_Action item_. Before doing anything else, copy the entries below exactly.

_Data to examine_.
════

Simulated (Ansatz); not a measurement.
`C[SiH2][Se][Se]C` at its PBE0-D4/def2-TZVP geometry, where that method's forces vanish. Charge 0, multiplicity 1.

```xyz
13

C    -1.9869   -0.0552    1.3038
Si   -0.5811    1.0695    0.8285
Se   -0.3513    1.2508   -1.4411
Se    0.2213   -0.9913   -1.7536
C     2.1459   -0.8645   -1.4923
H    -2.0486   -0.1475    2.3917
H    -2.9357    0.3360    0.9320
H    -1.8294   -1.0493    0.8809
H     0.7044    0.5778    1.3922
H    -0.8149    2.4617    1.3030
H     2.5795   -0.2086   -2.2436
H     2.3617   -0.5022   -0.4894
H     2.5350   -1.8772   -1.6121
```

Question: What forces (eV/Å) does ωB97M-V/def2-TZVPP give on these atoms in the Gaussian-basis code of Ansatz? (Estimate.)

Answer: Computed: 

════

_Response box_.
Simulated (Ansatz); not a measurement.
`C[SiH2][Se][Se]C` at its PBE0-D4/def2-TZVP geometry, where that method's forces vanish. Charge 0, multiplicity 1.

```xyz
13

C    -1.9869   -0.0552    1.3038
Si   -0.5811    1.0695    0.8285
Se   -0.3513    1.2508   -1.4411
Se    0.2213   -0.9913   -1.7536
C     2.1459   -0.8645   -1.4923
H    -2.0486   -0.1475    2.3917
H    -2.9357    0.3360    0.9320
H    -1.8294   -1.0493    0.8809
H     0.7044    0.5778    1.3922
H    -0.8149    2.4617    1.3030
H     2.5795   -0.2086   -2.2436
H     2.3617   -0.5022   -0.4894
H     2.5350   -1.8772   -1.6121
```

Question: What forces (eV/Å) does ωB97M-V/def2-TZVPP give on these atoms in the Gaussian-basis code of Ansatz? (Estimate.)

Answer: Computed: 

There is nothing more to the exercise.